Starting with the line containing "BCl2CuO + H2O**" and going on through the line containing "What reaction energy", return the lines of the data below exactly, and only those.

DATASET EXTRACT below:

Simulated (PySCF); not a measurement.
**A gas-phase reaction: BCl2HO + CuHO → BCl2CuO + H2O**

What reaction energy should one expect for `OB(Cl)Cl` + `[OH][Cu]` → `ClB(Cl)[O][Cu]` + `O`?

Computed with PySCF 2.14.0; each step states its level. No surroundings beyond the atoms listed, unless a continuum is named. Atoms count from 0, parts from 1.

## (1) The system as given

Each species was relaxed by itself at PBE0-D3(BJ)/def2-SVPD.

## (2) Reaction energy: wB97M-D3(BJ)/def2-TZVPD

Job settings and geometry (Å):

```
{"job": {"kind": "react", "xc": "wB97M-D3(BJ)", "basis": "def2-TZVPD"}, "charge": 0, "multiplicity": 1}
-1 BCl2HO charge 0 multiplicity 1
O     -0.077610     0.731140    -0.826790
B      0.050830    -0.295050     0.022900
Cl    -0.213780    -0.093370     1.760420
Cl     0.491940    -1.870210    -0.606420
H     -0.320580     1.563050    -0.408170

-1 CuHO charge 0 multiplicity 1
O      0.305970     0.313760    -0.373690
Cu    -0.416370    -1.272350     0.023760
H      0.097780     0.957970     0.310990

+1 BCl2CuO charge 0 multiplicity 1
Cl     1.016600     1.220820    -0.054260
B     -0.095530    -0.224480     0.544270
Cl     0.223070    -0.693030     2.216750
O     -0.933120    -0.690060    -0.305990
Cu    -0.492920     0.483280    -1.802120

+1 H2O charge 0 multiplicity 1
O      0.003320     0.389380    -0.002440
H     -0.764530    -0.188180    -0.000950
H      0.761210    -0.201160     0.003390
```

End of DATASET EXTRACT.

**TASK ANSWER**
**A gas-phase reaction: BCl2HO + CuHO → BCl2CuO + H2O**

What reaction energy should one expect for `OB(Cl)Cl` + `[OH][Cu]` → `ClB(Cl)[O][Cu]` + `O`?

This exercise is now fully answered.